**ASSIGNMENT**:
What follows is a block of records; restate each one word for word.

= = = = = = =

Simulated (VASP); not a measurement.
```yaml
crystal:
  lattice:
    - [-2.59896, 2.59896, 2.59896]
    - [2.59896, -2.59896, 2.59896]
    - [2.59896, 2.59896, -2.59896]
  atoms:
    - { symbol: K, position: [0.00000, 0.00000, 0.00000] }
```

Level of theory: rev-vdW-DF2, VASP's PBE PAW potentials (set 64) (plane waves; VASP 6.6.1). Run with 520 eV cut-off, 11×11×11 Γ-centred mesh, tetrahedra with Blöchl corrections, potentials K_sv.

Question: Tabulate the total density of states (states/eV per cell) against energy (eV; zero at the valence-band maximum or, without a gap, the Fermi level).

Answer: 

= = = = = = =

**TASK ANSWER**:
Simulated (VASP); not a measurement.
```yaml
crystal:
  lattice:
    - [-2.59896, 2.59896, 2.59896]
    - [2.59896, -2.59896, 2.59896]
    - [2.59896, 2.59896, -2.59896]
  atoms:
    - { symbol: K, position: [0.00000, 0.00000, 0.00000] }
```

Level of theory: rev-vdW-DF2, VASP's PBE PAW potentials (set 64) (plane waves; VASP 6.6.1). Run with 520 eV cut-off, 11×11×11 Γ-centred mesh, tetrahedra with Blöchl corrections, potentials K_sv.

Question: Tabulate the total density of states (states/eV per cell) against energy (eV; zero at the valence-band maximum or, without a gap, the Fermi level).

Answer: 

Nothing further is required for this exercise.